Supplied entries
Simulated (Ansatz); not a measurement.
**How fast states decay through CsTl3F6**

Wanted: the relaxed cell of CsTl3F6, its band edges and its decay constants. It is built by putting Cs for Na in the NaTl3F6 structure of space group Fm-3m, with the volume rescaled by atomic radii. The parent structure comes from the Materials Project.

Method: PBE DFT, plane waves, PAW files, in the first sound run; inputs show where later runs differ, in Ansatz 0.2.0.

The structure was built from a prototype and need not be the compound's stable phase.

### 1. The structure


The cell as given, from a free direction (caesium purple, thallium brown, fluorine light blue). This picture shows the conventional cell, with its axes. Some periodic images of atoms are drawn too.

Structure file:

Work order
Where the line holding "Wanted: the relaxed" appears in the listing above, start reproducing exactly, and end with the line holding "Method: PBE DFT, plane".

Exercise solution
Wanted: the relaxed cell of CsTl3F6, its band edges and its decay constants. It is built by putting Cs for Na in the NaTl3F6 structure of space group Fm-3m, with the volume rescaled by atomic radii. The parent structure comes from the Materials Project.

Method: PBE DFT, plane waves, PAW files, in the first sound run; inputs show where later runs differ, in Ansatz 0.2.0.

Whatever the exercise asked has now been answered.